* Extracted material
◇ ◇ ◇ ◇ ◇

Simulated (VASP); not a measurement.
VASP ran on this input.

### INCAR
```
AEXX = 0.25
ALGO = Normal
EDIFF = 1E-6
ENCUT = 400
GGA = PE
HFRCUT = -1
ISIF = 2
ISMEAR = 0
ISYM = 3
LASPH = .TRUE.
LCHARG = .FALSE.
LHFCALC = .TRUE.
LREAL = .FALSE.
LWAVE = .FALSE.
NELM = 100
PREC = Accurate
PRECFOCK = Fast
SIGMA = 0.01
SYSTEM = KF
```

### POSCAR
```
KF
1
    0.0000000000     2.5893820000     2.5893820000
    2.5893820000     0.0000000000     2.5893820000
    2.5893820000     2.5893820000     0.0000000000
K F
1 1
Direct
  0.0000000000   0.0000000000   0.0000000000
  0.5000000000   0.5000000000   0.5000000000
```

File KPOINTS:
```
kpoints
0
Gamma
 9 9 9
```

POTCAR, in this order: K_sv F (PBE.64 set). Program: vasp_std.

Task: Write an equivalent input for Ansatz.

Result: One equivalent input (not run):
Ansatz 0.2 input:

◇ ◇ ◇ ◇ ◇

* Activity
In the listing above, locate the line with "VASP ran on this input." and the line with "Result: One equivalent", then extract exactly those lines and every line between them, and nothing more.

* Expected answer
VASP ran on this input.

### INCAR
```
AEXX = 0.25
ALGO = Normal
EDIFF = 1E-6
ENCUT = 400
GGA = PE
HFRCUT = -1
ISIF = 2
ISMEAR = 0
ISYM = 3
LASPH = .TRUE.
LCHARG = .FALSE.
LHFCALC = .TRUE.
LREAL = .FALSE.
LWAVE = .FALSE.
NELM = 100
PREC = Accurate
PRECFOCK = Fast
SIGMA = 0.01
SYSTEM = KF
```

### POSCAR
```
KF
1
    0.0000000000     2.5893820000     2.5893820000
    2.5893820000     0.0000000000     2.5893820000
    2.5893820000     2.5893820000     0.0000000000
K F
1 1
Direct
  0.0000000000   0.0000000000   0.0000000000
  0.5000000000   0.5000000000   0.5000000000
```

File KPOINTS:
```
kpoints
0
Gamma
 9 9 9
```

POTCAR, in this order: K_sv F (PBE.64 set). Program: vasp_std.

Task: Write an equivalent input for Ansatz.

Result: One equivalent input (not run):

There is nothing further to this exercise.